Assigned task
Copy exactly, please, the lines of the data from its start through the line containing "Question: Estimate the largest force.".

Extracted data
══════
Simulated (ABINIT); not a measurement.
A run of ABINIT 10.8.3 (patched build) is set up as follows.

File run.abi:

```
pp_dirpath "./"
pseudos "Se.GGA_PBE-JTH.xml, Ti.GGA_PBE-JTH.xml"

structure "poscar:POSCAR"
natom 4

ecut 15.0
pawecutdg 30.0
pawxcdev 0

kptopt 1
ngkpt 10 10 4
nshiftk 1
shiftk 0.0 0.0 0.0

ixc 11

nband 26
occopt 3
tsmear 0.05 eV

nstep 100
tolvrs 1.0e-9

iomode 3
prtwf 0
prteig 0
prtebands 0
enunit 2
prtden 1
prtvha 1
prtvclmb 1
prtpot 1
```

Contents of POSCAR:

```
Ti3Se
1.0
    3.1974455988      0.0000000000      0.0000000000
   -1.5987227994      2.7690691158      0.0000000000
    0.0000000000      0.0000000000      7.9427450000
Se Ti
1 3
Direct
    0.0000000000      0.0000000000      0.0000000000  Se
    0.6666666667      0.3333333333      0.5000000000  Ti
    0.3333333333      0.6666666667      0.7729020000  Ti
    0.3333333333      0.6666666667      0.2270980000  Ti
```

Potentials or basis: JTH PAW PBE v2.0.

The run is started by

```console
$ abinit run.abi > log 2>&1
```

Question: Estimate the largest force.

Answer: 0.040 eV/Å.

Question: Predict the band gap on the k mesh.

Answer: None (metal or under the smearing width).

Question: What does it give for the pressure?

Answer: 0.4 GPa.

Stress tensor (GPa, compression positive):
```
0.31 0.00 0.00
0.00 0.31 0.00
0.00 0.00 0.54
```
══════

Reply
Simulated (ABINIT); not a measurement.
A run of ABINIT 10.8.3 (patched build) is set up as follows.

File run.abi:

```
pp_dirpath "./"
pseudos "Se.GGA_PBE-JTH.xml, Ti.GGA_PBE-JTH.xml"

structure "poscar:POSCAR"
natom 4

ecut 15.0
pawecutdg 30.0
pawxcdev 0

kptopt 1
ngkpt 10 10 4
nshiftk 1
shiftk 0.0 0.0 0.0

ixc 11

nband 26
occopt 3
tsmear 0.05 eV

nstep 100
tolvrs 1.0e-9

iomode 3
prtwf 0
prteig 0
prtebands 0
enunit 2
prtden 1
prtvha 1
prtvclmb 1
prtpot 1
```

Contents of POSCAR:

```
Ti3Se
1.0
    3.1974455988      0.0000000000      0.0000000000
   -1.5987227994      2.7690691158      0.0000000000
    0.0000000000      0.0000000000      7.9427450000
Se Ti
1 3
Direct
    0.0000000000      0.0000000000      0.0000000000  Se
    0.6666666667      0.3333333333      0.5000000000  Ti
    0.3333333333      0.6666666667      0.7729020000  Ti
    0.3333333333      0.6666666667      0.2270980000  Ti
```

Potentials or basis: JTH PAW PBE v2.0.

The run is started by

```console
$ abinit run.abi > log 2>&1
```

Question: Estimate the largest force.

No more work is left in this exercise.